**Action item**
Return, exactly as written, every line from the first line of the data below through the line that contains "Result: It has".

**Record extracts**
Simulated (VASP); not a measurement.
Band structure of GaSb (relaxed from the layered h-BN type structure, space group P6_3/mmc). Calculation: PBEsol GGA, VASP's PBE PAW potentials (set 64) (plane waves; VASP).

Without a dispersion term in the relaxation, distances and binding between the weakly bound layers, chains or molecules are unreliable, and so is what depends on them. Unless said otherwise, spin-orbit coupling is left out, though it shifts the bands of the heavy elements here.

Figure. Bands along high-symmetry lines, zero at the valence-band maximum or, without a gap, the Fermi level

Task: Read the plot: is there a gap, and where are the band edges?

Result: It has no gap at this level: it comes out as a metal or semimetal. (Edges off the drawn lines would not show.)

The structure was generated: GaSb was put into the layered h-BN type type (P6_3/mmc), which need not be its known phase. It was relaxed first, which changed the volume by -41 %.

**Exercise output**
Simulated (VASP); not a measurement.
Band structure of GaSb (relaxed from the layered h-BN type structure, space group P6_3/mmc). Calculation: PBEsol GGA, VASP's PBE PAW potentials (set 64) (plane waves; VASP).

Without a dispersion term in the relaxation, distances and binding between the weakly bound layers, chains or molecules are unreliable, and so is what depends on them. Unless said otherwise, spin-orbit coupling is left out, though it shifts the bands of the heavy elements here.

Figure. Bands along high-symmetry lines, zero at the valence-band maximum or, without a gap, the Fermi level

Task: Read the plot: is there a gap, and where are the band edges?

Result: It has no gap at this level: it comes out as a metal or semimetal. (Edges off the drawn lines would not show.)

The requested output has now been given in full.